■ Data supplied
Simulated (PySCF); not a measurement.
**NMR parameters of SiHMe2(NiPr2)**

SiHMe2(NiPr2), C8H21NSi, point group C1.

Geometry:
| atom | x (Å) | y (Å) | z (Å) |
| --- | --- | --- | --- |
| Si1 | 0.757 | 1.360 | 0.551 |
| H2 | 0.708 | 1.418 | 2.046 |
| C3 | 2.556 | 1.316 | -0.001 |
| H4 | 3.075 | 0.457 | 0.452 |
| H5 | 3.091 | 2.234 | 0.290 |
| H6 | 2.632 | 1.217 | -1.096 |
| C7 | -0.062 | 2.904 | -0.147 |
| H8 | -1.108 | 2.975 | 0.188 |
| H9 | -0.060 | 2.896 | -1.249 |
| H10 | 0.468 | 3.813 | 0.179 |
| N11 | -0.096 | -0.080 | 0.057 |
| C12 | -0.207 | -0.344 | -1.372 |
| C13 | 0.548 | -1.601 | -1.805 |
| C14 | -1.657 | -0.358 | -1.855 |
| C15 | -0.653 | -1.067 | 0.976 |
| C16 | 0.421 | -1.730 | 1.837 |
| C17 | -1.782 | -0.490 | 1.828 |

■ Activity
Once you have read the listing, retype it in full, word for word.

■ Expected answer
Simulated (PySCF); not a measurement.
**NMR parameters of SiHMe2(NiPr2)**

SiHMe2(NiPr2), C8H21NSi, point group C1.

Geometry:
| atom | x (Å) | y (Å) | z (Å) |
| --- | --- | --- | --- |
| Si1 | 0.757 | 1.360 | 0.551 |
| H2 | 0.708 | 1.418 | 2.046 |
| C3 | 2.556 | 1.316 | -0.001 |
| H4 | 3.075 | 0.457 | 0.452 |
| H5 | 3.091 | 2.234 | 0.290 |
| H6 | 2.632 | 1.217 | -1.096 |
| C7 | -0.062 | 2.904 | -0.147 |
| H8 | -1.108 | 2.975 | 0.188 |
| H9 | -0.060 | 2.896 | -1.249 |
| H10 | 0.468 | 3.813 | 0.179 |
| N11 | -0.096 | -0.080 | 0.057 |
| C12 | -0.207 | -0.344 | -1.372 |
| C13 | 0.548 | -1.601 | -1.805 |
| C14 | -1.657 | -0.358 | -1.855 |
| C15 | -0.653 | -1.067 | 0.976 |
| C16 | 0.421 | -1.730 | 1.837 |
| C17 | -1.782 | -0.490 | 1.828 |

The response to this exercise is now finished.